- [Material supplied]
**********

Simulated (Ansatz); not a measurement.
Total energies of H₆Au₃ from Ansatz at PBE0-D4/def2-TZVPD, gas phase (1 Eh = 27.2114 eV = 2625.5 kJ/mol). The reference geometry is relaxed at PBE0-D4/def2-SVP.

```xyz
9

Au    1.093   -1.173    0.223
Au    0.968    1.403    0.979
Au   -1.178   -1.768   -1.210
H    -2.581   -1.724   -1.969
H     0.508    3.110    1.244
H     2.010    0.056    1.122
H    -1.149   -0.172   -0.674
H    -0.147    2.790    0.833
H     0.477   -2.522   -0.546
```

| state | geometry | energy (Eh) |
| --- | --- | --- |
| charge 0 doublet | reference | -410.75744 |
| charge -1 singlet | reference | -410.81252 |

**********

- [Work item] Repeat the data in its entirety, exactly as written.

- [Solution]
Simulated (Ansatz); not a measurement.
Total energies of H₆Au₃ from Ansatz at PBE0-D4/def2-TZVPD, gas phase (1 Eh = 27.2114 eV = 2625.5 kJ/mol). The reference geometry is relaxed at PBE0-D4/def2-SVP.

```xyz
9

Au    1.093   -1.173    0.223
Au    0.968    1.403    0.979
Au   -1.178   -1.768   -1.210
H    -2.581   -1.724   -1.969
H     0.508    3.110    1.244
H     2.010    0.056    1.122
H    -1.149   -0.172   -0.674
H    -0.147    2.790    0.833
H     0.477   -2.522   -0.546
```

| state | geometry | energy (Eh) |
| --- | --- | --- |
| charge 0 doublet | reference | -410.75744 |
| charge -1 singlet | reference | -410.81252 |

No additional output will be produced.